^^^^^^^^

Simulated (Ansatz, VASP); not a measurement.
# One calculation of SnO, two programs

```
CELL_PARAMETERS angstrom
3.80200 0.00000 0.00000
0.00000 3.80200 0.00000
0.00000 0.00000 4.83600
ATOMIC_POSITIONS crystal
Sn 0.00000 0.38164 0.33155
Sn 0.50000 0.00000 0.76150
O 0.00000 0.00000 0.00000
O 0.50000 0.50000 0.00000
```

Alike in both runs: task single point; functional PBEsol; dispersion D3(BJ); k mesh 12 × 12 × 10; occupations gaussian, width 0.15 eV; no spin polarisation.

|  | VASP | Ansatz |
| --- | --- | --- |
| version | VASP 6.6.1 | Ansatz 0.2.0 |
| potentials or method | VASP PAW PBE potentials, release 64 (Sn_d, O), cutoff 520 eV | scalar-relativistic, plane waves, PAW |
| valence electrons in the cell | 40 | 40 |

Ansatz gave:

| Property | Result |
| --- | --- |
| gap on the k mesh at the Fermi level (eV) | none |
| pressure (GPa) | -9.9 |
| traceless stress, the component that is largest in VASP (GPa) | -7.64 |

^^^^^^^^

Work order: Hand back the whole listing, exactly as it is.

Result:
Simulated (Ansatz, VASP); not a measurement.
# One calculation of SnO, two programs

```
CELL_PARAMETERS angstrom
3.80200 0.00000 0.00000
0.00000 3.80200 0.00000
0.00000 0.00000 4.83600
ATOMIC_POSITIONS crystal
Sn 0.00000 0.38164 0.33155
Sn 0.50000 0.00000 0.76150
O 0.00000 0.00000 0.00000
O 0.50000 0.50000 0.00000
```

Alike in both runs: task single point; functional PBEsol; dispersion D3(BJ); k mesh 12 × 12 × 10; occupations gaussian, width 0.15 eV; no spin polarisation.

|  | VASP | Ansatz |
| --- | --- | --- |
| version | VASP 6.6.1 | Ansatz 0.2.0 |
| potentials or method | VASP PAW PBE potentials, release 64 (Sn_d, O), cutoff 520 eV | scalar-relativistic, plane waves, PAW |
| valence electrons in the cell | 40 | 40 |

Ansatz gave:

| Property | Result |
| --- | --- |
| gap on the k mesh at the Fermi level (eV) | none |
| pressure (GPa) | -9.9 |
| traceless stress, the component that is largest in VASP (GPa) | -7.64 |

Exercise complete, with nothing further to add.